WORK REQUEST:
The whole listing, repeated exactly, is what this task asks for.

------------------------
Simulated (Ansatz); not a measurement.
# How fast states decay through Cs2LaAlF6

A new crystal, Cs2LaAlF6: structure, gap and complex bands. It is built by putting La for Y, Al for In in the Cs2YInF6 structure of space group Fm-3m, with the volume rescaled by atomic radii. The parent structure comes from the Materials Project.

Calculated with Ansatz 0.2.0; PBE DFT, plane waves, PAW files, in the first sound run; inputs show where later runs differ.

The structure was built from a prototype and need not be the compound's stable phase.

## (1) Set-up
------------------------

EXERCISE OUTPUT:
Simulated (Ansatz); not a measurement.
# How fast states decay through Cs2LaAlF6

A new crystal, Cs2LaAlF6: structure, gap and complex bands. It is built by putting La for Y, Al for In in the Cs2YInF6 structure of space group Fm-3m, with the volume rescaled by atomic radii. The parent structure comes from the Materials Project.

Calculated with Ansatz 0.2.0; PBE DFT, plane waves, PAW files, in the first sound run; inputs show where later runs differ.

The structure was built from a prototype and need not be the compound's stable phase.

## (1) Set-up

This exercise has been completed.